┄┄┄┄┄┄┄┄┄┄
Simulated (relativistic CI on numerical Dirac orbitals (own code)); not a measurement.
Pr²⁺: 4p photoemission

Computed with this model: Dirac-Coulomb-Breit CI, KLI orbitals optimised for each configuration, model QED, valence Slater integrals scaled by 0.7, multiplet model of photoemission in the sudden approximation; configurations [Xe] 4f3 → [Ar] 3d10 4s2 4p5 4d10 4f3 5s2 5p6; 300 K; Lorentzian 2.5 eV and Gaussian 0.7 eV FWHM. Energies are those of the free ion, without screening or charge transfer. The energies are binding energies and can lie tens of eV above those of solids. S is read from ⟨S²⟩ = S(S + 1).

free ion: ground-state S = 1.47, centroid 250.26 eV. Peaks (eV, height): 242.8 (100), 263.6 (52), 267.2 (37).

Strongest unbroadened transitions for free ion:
┄┄┄┄┄┄┄┄┄┄

### Work task
Using the data above, reproduce exactly the lines from the line that contains "Computed with this" through the line that contains "free ion: ground-state", including both.

### Task answer
Computed with this model: Dirac-Coulomb-Breit CI, KLI orbitals optimised for each configuration, model QED, valence Slater integrals scaled by 0.7, multiplet model of photoemission in the sudden approximation; configurations [Xe] 4f3 → [Ar] 3d10 4s2 4p5 4d10 4f3 5s2 5p6; 300 K; Lorentzian 2.5 eV and Gaussian 0.7 eV FWHM. Energies are those of the free ion, without screening or charge transfer. The energies are binding energies and can lie tens of eV above those of solids. S is read from ⟨S²⟩ = S(S + 1).

free ion: ground-state S = 1.47, centroid 250.26 eV. Peaks (eV, height): 242.8 (100), 263.6 (52), 267.2 (37).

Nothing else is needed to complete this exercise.